DATA FOR ANALYSIS: Begin

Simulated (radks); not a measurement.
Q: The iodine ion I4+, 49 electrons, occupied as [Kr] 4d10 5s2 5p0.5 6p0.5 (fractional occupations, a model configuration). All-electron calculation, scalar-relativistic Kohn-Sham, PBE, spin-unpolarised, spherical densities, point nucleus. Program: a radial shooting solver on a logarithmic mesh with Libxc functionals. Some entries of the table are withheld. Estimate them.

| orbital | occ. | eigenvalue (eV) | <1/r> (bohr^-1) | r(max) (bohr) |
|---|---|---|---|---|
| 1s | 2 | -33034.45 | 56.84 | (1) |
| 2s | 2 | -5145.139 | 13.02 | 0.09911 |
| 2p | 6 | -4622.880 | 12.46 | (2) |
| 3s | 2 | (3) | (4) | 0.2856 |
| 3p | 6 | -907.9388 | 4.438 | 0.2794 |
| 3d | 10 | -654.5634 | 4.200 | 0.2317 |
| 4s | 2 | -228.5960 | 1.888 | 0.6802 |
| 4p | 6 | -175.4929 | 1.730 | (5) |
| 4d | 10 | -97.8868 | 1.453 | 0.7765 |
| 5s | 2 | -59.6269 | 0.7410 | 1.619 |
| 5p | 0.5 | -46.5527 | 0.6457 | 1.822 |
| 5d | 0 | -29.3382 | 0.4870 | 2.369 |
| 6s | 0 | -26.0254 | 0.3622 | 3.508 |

DATA FOR ANALYSIS: End

= WORK ITEM =
A word-for-word transcription of the data above is required.

= SOLUTION =
Simulated (radks); not a measurement.
Q: The iodine ion I4+, 49 electrons, occupied as [Kr] 4d10 5s2 5p0.5 6p0.5 (fractional occupations, a model configuration). All-electron calculation, scalar-relativistic Kohn-Sham, PBE, spin-unpolarised, spherical densities, point nucleus. Program: a radial shooting solver on a logarithmic mesh with Libxc functionals. Some entries of the table are withheld. Estimate them.

| orbital | occ. | eigenvalue (eV) | <1/r> (bohr^-1) | r(max) (bohr) |
|---|---|---|---|---|
| 1s | 2 | -33034.45 | 56.84 | (1) |
| 2s | 2 | -5145.139 | 13.02 | 0.09911 |
| 2p | 6 | -4622.880 | 12.46 | (2) |
| 3s | 2 | (3) | (4) | 0.2856 |
| 3p | 6 | -907.9388 | 4.438 | 0.2794 |
| 3d | 10 | -654.5634 | 4.200 | 0.2317 |
| 4s | 2 | -228.5960 | 1.888 | 0.6802 |
| 4p | 6 | -175.4929 | 1.730 | (5) |
| 4d | 10 | -97.8868 | 1.453 | 0.7765 |
| 5s | 2 | -59.6269 | 0.7410 | 1.619 |
| 5p | 0.5 | -46.5527 | 0.6457 | 1.822 |
| 5d | 0 | -29.3382 | 0.4870 | 2.369 |
| 6s | 0 | -26.0254 | 0.3622 | 3.508 |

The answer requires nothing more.